++++ Data extract ++++
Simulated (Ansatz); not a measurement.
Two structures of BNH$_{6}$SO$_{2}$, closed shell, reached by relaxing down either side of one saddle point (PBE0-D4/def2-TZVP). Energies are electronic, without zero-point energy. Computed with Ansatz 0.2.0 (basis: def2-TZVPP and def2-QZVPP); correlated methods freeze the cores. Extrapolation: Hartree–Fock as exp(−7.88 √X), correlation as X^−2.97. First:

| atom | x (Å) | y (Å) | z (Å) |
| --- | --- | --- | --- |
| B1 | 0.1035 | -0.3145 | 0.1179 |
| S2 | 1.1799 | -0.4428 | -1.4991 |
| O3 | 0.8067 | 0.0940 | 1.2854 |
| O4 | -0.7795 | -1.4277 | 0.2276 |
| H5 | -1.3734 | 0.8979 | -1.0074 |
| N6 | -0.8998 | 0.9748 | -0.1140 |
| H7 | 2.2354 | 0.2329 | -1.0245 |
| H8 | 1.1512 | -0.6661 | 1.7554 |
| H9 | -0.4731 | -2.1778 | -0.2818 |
++++

Every entry above needs to be copied exactly.

Simulated (Ansatz); not a measurement.
Two structures of BNH$_{6}$SO$_{2}$, closed shell, reached by relaxing down either side of one saddle point (PBE0-D4/def2-TZVP). Energies are electronic, without zero-point energy. Computed with Ansatz 0.2.0 (basis: def2-TZVPP and def2-QZVPP); correlated methods freeze the cores. Extrapolation: Hartree–Fock as exp(−7.88 √X), correlation as X^−2.97. First:

| atom | x (Å) | y (Å) | z (Å) |
| --- | --- | --- | --- |
| B1 | 0.1035 | -0.3145 | 0.1179 |
| S2 | 1.1799 | -0.4428 | -1.4991 |
| O3 | 0.8067 | 0.0940 | 1.2854 |
| O4 | -0.7795 | -1.4277 | 0.2276 |
| H5 | -1.3734 | 0.8979 | -1.0074 |
| N6 | -0.8998 | 0.9748 | -0.1140 |
| H7 | 2.2354 | 0.2329 | -1.0245 |
| H8 | 1.1512 | -0.6661 | 1.7554 |
| H9 | -0.4731 | -2.1778 | -0.2818 |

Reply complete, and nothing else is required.